This task is to restate all of the entries exactly.

=== Begin Enclosure ===

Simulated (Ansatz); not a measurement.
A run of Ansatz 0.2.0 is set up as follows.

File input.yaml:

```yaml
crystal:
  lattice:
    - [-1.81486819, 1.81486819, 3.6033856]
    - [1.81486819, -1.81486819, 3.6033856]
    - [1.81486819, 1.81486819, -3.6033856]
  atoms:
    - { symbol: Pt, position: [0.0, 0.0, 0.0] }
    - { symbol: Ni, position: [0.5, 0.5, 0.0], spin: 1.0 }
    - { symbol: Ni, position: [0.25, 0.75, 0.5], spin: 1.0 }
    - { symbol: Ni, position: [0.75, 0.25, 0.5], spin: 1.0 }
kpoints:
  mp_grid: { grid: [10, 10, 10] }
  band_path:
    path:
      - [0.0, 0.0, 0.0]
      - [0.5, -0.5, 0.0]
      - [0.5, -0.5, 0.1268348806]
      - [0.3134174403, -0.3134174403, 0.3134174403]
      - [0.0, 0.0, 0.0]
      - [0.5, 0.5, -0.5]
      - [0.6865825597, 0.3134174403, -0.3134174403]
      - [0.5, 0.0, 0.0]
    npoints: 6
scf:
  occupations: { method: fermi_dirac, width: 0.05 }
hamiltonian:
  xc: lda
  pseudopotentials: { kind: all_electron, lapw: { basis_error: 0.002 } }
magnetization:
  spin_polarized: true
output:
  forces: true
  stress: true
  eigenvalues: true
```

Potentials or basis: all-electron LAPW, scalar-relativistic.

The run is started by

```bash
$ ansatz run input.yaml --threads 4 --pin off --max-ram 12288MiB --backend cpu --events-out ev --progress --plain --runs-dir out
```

=== End Enclosure ===

Written solution
Simulated (Ansatz); not a measurement.
A run of Ansatz 0.2.0 is set up as follows.

File input.yaml:

```yaml
crystal:
  lattice:
    - [-1.81486819, 1.81486819, 3.6033856]
    - [1.81486819, -1.81486819, 3.6033856]
    - [1.81486819, 1.81486819, -3.6033856]
  atoms:
    - { symbol: Pt, position: [0.0, 0.0, 0.0] }
    - { symbol: Ni, position: [0.5, 0.5, 0.0], spin: 1.0 }
    - { symbol: Ni, position: [0.25, 0.75, 0.5], spin: 1.0 }
    - { symbol: Ni, position: [0.75, 0.25, 0.5], spin: 1.0 }
kpoints:
  mp_grid: { grid: [10, 10, 10] }
  band_path:
    path:
      - [0.0, 0.0, 0.0]
      - [0.5, -0.5, 0.0]
      - [0.5, -0.5, 0.1268348806]
      - [0.3134174403, -0.3134174403, 0.3134174403]
      - [0.0, 0.0, 0.0]
      - [0.5, 0.5, -0.5]
      - [0.6865825597, 0.3134174403, -0.3134174403]
      - [0.5, 0.0, 0.0]
    npoints: 6
scf:
  occupations: { method: fermi_dirac, width: 0.05 }
hamiltonian:
  xc: lda
  pseudopotentials: { kind: all_electron, lapw: { basis_error: 0.002 } }
magnetization:
  spin_polarized: true
output:
  forces: true
  stress: true
  eigenvalues: true
```

Potentials or basis: all-electron LAPW, scalar-relativistic.

The run is started by

```bash
$ ansatz run input.yaml --threads 4 --pin off --max-ram 12288MiB --backend cpu --events-out ev --progress --plain --runs-dir out
```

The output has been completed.